> [Brief]: Please copy exactly the lines that run from the start of the entries to the line containing "The layer is", inclusive.

> [Given information]:
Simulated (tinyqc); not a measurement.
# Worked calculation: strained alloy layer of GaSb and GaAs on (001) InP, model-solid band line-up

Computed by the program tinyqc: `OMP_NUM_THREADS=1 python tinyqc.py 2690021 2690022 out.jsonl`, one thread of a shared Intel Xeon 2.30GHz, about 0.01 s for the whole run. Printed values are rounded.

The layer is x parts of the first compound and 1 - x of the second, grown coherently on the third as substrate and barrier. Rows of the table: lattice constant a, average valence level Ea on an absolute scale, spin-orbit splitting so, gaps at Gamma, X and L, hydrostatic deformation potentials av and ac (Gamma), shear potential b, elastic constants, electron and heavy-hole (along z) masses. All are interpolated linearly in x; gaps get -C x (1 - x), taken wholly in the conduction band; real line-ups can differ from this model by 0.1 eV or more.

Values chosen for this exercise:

> [Exercise output]:
Simulated (tinyqc); not a measurement.
# Worked calculation: strained alloy layer of GaSb and GaAs on (001) InP, model-solid band line-up

Computed by the program tinyqc: `OMP_NUM_THREADS=1 python tinyqc.py 2690021 2690022 out.jsonl`, one thread of a shared Intel Xeon 2.30GHz, about 0.01 s for the whole run. Printed values are rounded.

The layer is x parts of the first compound and 1 - x of the second, grown coherently on the third as substrate and barrier. Rows of the table: lattice constant a, average valence level Ea on an absolute scale, spin-orbit splitting so, gaps at Gamma, X and L, hydrostatic deformation potentials av and ac (Gamma), shear potential b, elastic constants, electron and heavy-hole (along z) masses. All are interpolated linearly in x; gaps get -C x (1 - x), taken wholly in the conduction band; real line-ups can differ from this model by 0.1 eV or more.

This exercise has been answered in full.